ASSIGNMENT
Take the data that follows and return it exactly.

----- DATASET ENTRIES -----

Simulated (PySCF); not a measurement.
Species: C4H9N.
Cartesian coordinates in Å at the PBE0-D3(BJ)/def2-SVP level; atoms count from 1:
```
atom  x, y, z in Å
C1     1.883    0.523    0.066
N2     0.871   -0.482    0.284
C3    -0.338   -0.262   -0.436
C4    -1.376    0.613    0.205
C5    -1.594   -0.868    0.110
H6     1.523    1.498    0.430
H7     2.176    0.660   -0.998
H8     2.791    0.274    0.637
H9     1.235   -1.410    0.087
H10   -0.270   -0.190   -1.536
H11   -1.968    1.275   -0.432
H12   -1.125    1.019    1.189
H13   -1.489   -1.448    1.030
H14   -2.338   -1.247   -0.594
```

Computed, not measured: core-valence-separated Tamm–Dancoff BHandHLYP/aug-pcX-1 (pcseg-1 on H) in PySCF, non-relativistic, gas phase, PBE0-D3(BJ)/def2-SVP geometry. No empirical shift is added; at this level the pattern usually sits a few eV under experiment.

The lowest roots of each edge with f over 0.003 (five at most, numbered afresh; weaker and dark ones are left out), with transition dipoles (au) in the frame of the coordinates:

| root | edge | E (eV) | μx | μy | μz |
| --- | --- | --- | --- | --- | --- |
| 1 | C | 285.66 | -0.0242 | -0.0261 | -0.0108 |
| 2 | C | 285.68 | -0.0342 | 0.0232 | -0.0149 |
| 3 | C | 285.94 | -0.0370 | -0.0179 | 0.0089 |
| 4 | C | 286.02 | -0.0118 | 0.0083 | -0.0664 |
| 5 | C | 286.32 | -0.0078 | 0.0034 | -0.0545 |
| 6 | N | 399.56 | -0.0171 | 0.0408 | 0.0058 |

-----

WRITTEN SOLUTION
Simulated (PySCF); not a measurement.
Species: C4H9N.
Cartesian coordinates in Å at the PBE0-D3(BJ)/def2-SVP level; atoms count from 1:
```
atom  x, y, z in Å
C1     1.883    0.523    0.066
N2     0.871   -0.482    0.284
C3    -0.338   -0.262   -0.436
C4    -1.376    0.613    0.205
C5    -1.594   -0.868    0.110
H6     1.523    1.498    0.430
H7     2.176    0.660   -0.998
H8     2.791    0.274    0.637
H9     1.235   -1.410    0.087
H10   -0.270   -0.190   -1.536
H11   -1.968    1.275   -0.432
H12   -1.125    1.019    1.189
H13   -1.489   -1.448    1.030
H14   -2.338   -1.247   -0.594
```

Computed, not measured: core-valence-separated Tamm–Dancoff BHandHLYP/aug-pcX-1 (pcseg-1 on H) in PySCF, non-relativistic, gas phase, PBE0-D3(BJ)/def2-SVP geometry. No empirical shift is added; at this level the pattern usually sits a few eV under experiment.

The lowest roots of each edge with f over 0.003 (five at most, numbered afresh; weaker and dark ones are left out), with transition dipoles (au) in the frame of the coordinates:

| root | edge | E (eV) | μx | μy | μz |
| --- | --- | --- | --- | --- | --- |
| 1 | C | 285.66 | -0.0242 | -0.0261 | -0.0108 |
| 2 | C | 285.68 | -0.0342 | 0.0232 | -0.0149 |
| 3 | C | 285.94 | -0.0370 | -0.0179 | 0.0089 |
| 4 | C | 286.02 | -0.0118 | 0.0083 | -0.0664 |
| 5 | C | 286.32 | -0.0078 | 0.0034 | -0.0545 |
| 6 | N | 399.56 | -0.0171 | 0.0408 | 0.0058 |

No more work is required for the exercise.